───── Data for analysis
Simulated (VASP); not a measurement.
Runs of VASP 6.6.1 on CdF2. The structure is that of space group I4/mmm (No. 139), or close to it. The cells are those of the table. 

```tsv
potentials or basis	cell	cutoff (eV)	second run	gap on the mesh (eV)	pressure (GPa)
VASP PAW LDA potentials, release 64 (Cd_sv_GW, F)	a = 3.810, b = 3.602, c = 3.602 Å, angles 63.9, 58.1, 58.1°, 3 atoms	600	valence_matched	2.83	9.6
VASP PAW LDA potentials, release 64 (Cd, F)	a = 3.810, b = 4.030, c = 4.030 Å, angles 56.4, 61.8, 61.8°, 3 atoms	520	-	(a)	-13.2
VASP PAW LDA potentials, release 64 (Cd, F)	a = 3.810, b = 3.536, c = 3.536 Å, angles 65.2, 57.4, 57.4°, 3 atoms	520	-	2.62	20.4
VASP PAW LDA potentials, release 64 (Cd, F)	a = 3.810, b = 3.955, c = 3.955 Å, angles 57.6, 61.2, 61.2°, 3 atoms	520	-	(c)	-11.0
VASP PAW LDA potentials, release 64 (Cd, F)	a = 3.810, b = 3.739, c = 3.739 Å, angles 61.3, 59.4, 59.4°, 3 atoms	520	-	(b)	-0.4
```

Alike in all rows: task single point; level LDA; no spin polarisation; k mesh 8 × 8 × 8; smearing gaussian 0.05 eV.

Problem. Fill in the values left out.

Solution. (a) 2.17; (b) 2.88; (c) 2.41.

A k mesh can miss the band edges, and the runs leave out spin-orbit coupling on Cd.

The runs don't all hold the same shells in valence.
──────────

• **Work item**: Only the lines from the top of the data through the line that contains "A k mesh can" should be quoted, exactly as they stand.

• **Exercise solution**:
Simulated (VASP); not a measurement.
Runs of VASP 6.6.1 on CdF2. The structure is that of space group I4/mmm (No. 139), or close to it. The cells are those of the table. 

```tsv
potentials or basis	cell	cutoff (eV)	second run	gap on the mesh (eV)	pressure (GPa)
VASP PAW LDA potentials, release 64 (Cd_sv_GW, F)	a = 3.810, b = 3.602, c = 3.602 Å, angles 63.9, 58.1, 58.1°, 3 atoms	600	valence_matched	2.83	9.6
VASP PAW LDA potentials, release 64 (Cd, F)	a = 3.810, b = 4.030, c = 4.030 Å, angles 56.4, 61.8, 61.8°, 3 atoms	520	-	(a)	-13.2
VASP PAW LDA potentials, release 64 (Cd, F)	a = 3.810, b = 3.536, c = 3.536 Å, angles 65.2, 57.4, 57.4°, 3 atoms	520	-	2.62	20.4
VASP PAW LDA potentials, release 64 (Cd, F)	a = 3.810, b = 3.955, c = 3.955 Å, angles 57.6, 61.2, 61.2°, 3 atoms	520	-	(c)	-11.0
VASP PAW LDA potentials, release 64 (Cd, F)	a = 3.810, b = 3.739, c = 3.739 Å, angles 61.3, 59.4, 59.4°, 3 atoms	520	-	(b)	-0.4
```

Alike in all rows: task single point; level LDA; no spin polarisation; k mesh 8 × 8 × 8; smearing gaussian 0.05 eV.

Problem. Fill in the values left out.

Solution. (a) 2.17; (b) 2.88; (c) 2.41.

A k mesh can miss the band edges, and the runs leave out spin-orbit coupling on Cd.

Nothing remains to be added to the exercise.